Action item:
Beginning with the first line and ending with the one containing "Differences are worked", copy the lines of the listing below exactly; omit everything else.

Extracted data:
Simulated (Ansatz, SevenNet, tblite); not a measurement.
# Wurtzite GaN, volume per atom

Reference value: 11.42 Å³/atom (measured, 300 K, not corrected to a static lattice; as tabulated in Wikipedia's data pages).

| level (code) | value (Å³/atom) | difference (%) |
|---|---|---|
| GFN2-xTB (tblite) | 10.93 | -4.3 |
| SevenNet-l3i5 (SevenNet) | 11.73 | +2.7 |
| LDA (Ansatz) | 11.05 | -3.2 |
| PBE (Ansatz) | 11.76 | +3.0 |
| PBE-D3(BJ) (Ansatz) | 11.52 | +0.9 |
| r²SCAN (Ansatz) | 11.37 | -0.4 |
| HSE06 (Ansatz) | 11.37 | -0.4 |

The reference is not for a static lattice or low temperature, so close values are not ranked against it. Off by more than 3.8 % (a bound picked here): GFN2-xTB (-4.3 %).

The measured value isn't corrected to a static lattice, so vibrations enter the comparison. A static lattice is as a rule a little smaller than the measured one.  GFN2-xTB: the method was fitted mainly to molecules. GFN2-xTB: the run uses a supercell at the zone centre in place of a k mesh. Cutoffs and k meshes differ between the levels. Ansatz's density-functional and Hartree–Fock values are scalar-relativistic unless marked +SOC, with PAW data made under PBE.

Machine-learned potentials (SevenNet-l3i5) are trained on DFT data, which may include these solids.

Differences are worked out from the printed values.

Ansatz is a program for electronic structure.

Task result:
Simulated (Ansatz, SevenNet, tblite); not a measurement.
# Wurtzite GaN, volume per atom

Reference value: 11.42 Å³/atom (measured, 300 K, not corrected to a static lattice; as tabulated in Wikipedia's data pages).

| level (code) | value (Å³/atom) | difference (%) |
|---|---|---|
| GFN2-xTB (tblite) | 10.93 | -4.3 |
| SevenNet-l3i5 (SevenNet) | 11.73 | +2.7 |
| LDA (Ansatz) | 11.05 | -3.2 |
| PBE (Ansatz) | 11.76 | +3.0 |
| PBE-D3(BJ) (Ansatz) | 11.52 | +0.9 |
| r²SCAN (Ansatz) | 11.37 | -0.4 |
| HSE06 (Ansatz) | 11.37 | -0.4 |

The reference is not for a static lattice or low temperature, so close values are not ranked against it. Off by more than 3.8 % (a bound picked here): GFN2-xTB (-4.3 %).

The measured value isn't corrected to a static lattice, so vibrations enter the comparison. A static lattice is as a rule a little smaller than the measured one.  GFN2-xTB: the method was fitted mainly to molecules. GFN2-xTB: the run uses a supercell at the zone centre in place of a k mesh. Cutoffs and k meshes differ between the levels. Ansatz's density-functional and Hartree–Fock values are scalar-relativistic unless marked +SOC, with PAW data made under PBE.

Machine-learned potentials (SevenNet-l3i5) are trained on DFT data, which may include these solids.

Differences are worked out from the printed values.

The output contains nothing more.